+-------+
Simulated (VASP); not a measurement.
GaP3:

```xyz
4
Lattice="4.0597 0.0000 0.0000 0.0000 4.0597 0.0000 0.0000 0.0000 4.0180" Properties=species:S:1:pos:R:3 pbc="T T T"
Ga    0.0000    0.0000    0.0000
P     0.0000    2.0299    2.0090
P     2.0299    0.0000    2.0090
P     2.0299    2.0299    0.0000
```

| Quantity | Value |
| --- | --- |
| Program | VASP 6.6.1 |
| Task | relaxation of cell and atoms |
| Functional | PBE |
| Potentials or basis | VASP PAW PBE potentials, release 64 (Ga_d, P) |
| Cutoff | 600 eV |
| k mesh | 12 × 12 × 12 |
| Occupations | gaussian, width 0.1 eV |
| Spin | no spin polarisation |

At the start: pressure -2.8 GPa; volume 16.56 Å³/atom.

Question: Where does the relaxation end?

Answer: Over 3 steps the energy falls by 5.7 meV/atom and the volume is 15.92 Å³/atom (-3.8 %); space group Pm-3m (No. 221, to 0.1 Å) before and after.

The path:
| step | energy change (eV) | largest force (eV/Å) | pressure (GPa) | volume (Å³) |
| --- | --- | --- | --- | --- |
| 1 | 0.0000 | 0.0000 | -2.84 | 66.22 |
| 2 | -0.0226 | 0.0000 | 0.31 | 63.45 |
+-------+

ASSIGNED TASK
Transcribe the whole listing with every word preserved.

SOLUTION
Simulated (VASP); not a measurement.
GaP3:

```xyz
4
Lattice="4.0597 0.0000 0.0000 0.0000 4.0597 0.0000 0.0000 0.0000 4.0180" Properties=species:S:1:pos:R:3 pbc="T T T"
Ga    0.0000    0.0000    0.0000
P     0.0000    2.0299    2.0090
P     2.0299    0.0000    2.0090
P     2.0299    2.0299    0.0000
```

| Quantity | Value |
| --- | --- |
| Program | VASP 6.6.1 |
| Task | relaxation of cell and atoms |
| Functional | PBE |
| Potentials or basis | VASP PAW PBE potentials, release 64 (Ga_d, P) |
| Cutoff | 600 eV |
| k mesh | 12 × 12 × 12 |
| Occupations | gaussian, width 0.1 eV |
| Spin | no spin polarisation |

At the start: pressure -2.8 GPa; volume 16.56 Å³/atom.

Question: Where does the relaxation end?

Answer: Over 3 steps the energy falls by 5.7 meV/atom and the volume is 15.92 Å³/atom (-3.8 %); space group Pm-3m (No. 221, to 0.1 Å) before and after.

The path:
| step | energy change (eV) | largest force (eV/Å) | pressure (GPa) | volume (Å³) |
| --- | --- | --- | --- | --- |
| 1 | 0.0000 | 0.0000 | -2.84 | 66.22 |
| 2 | -0.0226 | 0.0000 | 0.31 | 63.45 |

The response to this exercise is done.